- _INFORMATION SUPPLIED_
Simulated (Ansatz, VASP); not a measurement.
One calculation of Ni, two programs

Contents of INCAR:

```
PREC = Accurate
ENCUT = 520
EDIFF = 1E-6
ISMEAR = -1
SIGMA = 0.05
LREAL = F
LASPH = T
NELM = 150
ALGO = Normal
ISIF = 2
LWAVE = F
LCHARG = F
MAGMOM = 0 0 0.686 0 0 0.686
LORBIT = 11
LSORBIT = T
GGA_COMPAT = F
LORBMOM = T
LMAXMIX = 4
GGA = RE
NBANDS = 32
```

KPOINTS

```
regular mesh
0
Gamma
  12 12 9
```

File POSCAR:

- _BRIEF_
Set down the records again verbatim, so that each word stays as it is.

- _WRITTEN ANSWER_
Simulated (Ansatz, VASP); not a measurement.
One calculation of Ni, two programs

Contents of INCAR:

```
PREC = Accurate
ENCUT = 520
EDIFF = 1E-6
ISMEAR = -1
SIGMA = 0.05
LREAL = F
LASPH = T
NELM = 150
ALGO = Normal
ISIF = 2
LWAVE = F
LCHARG = F
MAGMOM = 0 0 0.686 0 0 0.686
LORBIT = 11
LSORBIT = T
GGA_COMPAT = F
LORBMOM = T
LMAXMIX = 4
GGA = RE
NBANDS = 32
```

KPOINTS

```
regular mesh
0
Gamma
  12 12 9
```

File POSCAR:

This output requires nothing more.